*ASSIGNED TASK*.
Line by line, retype the material with nothing left out.

*PROVIDED MATERIAL*.
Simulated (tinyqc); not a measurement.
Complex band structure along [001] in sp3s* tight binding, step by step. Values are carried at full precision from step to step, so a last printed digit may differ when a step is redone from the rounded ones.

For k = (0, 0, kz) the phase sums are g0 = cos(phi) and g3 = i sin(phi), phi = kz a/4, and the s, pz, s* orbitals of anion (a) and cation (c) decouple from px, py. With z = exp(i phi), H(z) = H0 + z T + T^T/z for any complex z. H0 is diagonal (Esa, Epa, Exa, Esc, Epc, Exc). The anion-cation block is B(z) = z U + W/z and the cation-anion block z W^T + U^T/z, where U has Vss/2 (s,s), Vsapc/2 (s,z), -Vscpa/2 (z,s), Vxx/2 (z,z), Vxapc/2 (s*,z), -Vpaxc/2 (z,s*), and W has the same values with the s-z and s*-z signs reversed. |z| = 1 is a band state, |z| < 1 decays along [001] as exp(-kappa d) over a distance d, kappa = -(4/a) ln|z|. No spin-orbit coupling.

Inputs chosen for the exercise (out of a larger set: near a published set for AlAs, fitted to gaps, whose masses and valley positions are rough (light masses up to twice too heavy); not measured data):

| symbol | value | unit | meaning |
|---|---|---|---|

*EXERCISE RESULT*.
Simulated (tinyqc); not a measurement.
Complex band structure along [001] in sp3s* tight binding, step by step. Values are carried at full precision from step to step, so a last printed digit may differ when a step is redone from the rounded ones.

For k = (0, 0, kz) the phase sums are g0 = cos(phi) and g3 = i sin(phi), phi = kz a/4, and the s, pz, s* orbitals of anion (a) and cation (c) decouple from px, py. With z = exp(i phi), H(z) = H0 + z T + T^T/z for any complex z. H0 is diagonal (Esa, Epa, Exa, Esc, Epc, Exc). The anion-cation block is B(z) = z U + W/z and the cation-anion block z W^T + U^T/z, where U has Vss/2 (s,s), Vsapc/2 (s,z), -Vscpa/2 (z,s), Vxx/2 (z,z), Vxapc/2 (s*,z), -Vpaxc/2 (z,s*), and W has the same values with the s-z and s*-z signs reversed. |z| = 1 is a band state, |z| < 1 decays along [001] as exp(-kappa d) over a distance d, kappa = -(4/a) ln|z|. No spin-orbit coupling.

Inputs chosen for the exercise (out of a larger set: near a published set for AlAs, fitted to gaps, whose masses and valley positions are rough (light masses up to twice too heavy); not measured data):

| symbol | value | unit | meaning |
|---|---|---|---|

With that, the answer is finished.